_____

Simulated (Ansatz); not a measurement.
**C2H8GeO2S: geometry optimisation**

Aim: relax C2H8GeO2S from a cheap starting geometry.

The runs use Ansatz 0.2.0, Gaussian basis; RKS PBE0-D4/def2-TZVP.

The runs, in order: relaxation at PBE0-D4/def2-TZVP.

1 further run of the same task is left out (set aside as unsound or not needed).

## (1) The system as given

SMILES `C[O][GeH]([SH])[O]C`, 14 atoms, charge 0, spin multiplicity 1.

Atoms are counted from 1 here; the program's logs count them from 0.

_____

The records above must each be restated exactly as they stand.

Simulated (Ansatz); not a measurement.
**C2H8GeO2S: geometry optimisation**

Aim: relax C2H8GeO2S from a cheap starting geometry.

The runs use Ansatz 0.2.0, Gaussian basis; RKS PBE0-D4/def2-TZVP.

The runs, in order: relaxation at PBE0-D4/def2-TZVP.

1 further run of the same task is left out (set aside as unsound or not needed).

## (1) The system as given

SMILES `C[O][GeH]([SH])[O]C`, 14 atoms, charge 0, spin multiplicity 1.

Atoms are counted from 1 here; the program's logs count them from 0.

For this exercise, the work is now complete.